> **Assignment**:
An exact printout of all the entries is required.

══════

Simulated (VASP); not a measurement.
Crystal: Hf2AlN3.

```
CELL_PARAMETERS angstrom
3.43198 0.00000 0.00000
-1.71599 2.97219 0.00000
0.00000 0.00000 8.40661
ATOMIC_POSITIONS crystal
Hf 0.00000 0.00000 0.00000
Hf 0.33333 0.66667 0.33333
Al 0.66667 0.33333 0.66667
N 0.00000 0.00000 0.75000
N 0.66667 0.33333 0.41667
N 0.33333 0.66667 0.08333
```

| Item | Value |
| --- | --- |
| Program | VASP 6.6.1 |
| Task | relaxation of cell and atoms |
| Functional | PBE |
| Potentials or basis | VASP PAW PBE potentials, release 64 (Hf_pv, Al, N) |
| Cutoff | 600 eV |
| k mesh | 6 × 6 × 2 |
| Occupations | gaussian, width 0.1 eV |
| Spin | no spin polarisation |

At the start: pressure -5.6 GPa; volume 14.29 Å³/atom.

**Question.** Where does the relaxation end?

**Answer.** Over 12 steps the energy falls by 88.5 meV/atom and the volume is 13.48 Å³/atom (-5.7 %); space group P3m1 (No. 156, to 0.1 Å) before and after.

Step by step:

══════

> **Task solution**:
Simulated (VASP); not a measurement.
Crystal: Hf2AlN3.

```
CELL_PARAMETERS angstrom
3.43198 0.00000 0.00000
-1.71599 2.97219 0.00000
0.00000 0.00000 8.40661
ATOMIC_POSITIONS crystal
Hf 0.00000 0.00000 0.00000
Hf 0.33333 0.66667 0.33333
Al 0.66667 0.33333 0.66667
N 0.00000 0.00000 0.75000
N 0.66667 0.33333 0.41667
N 0.33333 0.66667 0.08333
```

| Item | Value |
| --- | --- |
| Program | VASP 6.6.1 |
| Task | relaxation of cell and atoms |
| Functional | PBE |
| Potentials or basis | VASP PAW PBE potentials, release 64 (Hf_pv, Al, N) |
| Cutoff | 600 eV |
| k mesh | 6 × 6 × 2 |
| Occupations | gaussian, width 0.1 eV |
| Spin | no spin polarisation |

At the start: pressure -5.6 GPa; volume 14.29 Å³/atom.

**Question.** Where does the relaxation end?

**Answer.** Over 12 steps the energy falls by 88.5 meV/atom and the volume is 13.48 Å³/atom (-5.7 %); space group P3m1 (No. 156, to 0.1 Å) before and after.

Step by step:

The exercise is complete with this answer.